▶ Data to examine
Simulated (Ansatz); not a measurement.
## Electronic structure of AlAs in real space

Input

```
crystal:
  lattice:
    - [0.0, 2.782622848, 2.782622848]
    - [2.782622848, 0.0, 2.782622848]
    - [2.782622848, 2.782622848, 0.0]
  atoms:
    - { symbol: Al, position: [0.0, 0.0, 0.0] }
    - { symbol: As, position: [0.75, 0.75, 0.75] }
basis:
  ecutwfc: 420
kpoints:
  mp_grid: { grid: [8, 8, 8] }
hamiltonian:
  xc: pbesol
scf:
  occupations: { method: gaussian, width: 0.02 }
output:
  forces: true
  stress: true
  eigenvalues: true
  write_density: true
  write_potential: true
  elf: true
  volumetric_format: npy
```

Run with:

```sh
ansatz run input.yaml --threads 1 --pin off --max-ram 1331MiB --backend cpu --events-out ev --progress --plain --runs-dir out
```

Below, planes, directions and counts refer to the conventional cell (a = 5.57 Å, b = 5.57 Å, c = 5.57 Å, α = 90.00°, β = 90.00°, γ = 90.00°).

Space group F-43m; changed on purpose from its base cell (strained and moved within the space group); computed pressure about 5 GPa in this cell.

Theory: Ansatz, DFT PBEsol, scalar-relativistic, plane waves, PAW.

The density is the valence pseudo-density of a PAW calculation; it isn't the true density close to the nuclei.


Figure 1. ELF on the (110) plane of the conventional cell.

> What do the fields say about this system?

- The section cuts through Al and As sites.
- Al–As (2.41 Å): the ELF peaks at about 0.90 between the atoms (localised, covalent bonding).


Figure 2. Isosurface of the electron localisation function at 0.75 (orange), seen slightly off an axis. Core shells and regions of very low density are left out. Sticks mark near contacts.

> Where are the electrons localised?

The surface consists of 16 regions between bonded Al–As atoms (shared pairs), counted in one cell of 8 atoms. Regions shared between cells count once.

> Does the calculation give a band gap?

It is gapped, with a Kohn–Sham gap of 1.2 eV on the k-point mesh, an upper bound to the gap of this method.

▶ Activity
Quote, word for word, every line from the top of the entries through the line that holds "Theory: Ansatz, DFT".

▶ Your response
Simulated (Ansatz); not a measurement.
## Electronic structure of AlAs in real space

Input

```
crystal:
  lattice:
    - [0.0, 2.782622848, 2.782622848]
    - [2.782622848, 0.0, 2.782622848]
    - [2.782622848, 2.782622848, 0.0]
  atoms:
    - { symbol: Al, position: [0.0, 0.0, 0.0] }
    - { symbol: As, position: [0.75, 0.75, 0.75] }
basis:
  ecutwfc: 420
kpoints:
  mp_grid: { grid: [8, 8, 8] }
hamiltonian:
  xc: pbesol
scf:
  occupations: { method: gaussian, width: 0.02 }
output:
  forces: true
  stress: true
  eigenvalues: true
  write_density: true
  write_potential: true
  elf: true
  volumetric_format: npy
```

Run with:

```sh
ansatz run input.yaml --threads 1 --pin off --max-ram 1331MiB --backend cpu --events-out ev --progress --plain --runs-dir out
```

Below, planes, directions and counts refer to the conventional cell (a = 5.57 Å, b = 5.57 Å, c = 5.57 Å, α = 90.00°, β = 90.00°, γ = 90.00°).

Space group F-43m; changed on purpose from its base cell (strained and moved within the space group); computed pressure about 5 GPa in this cell.

Theory: Ansatz, DFT PBEsol, scalar-relativistic, plane waves, PAW.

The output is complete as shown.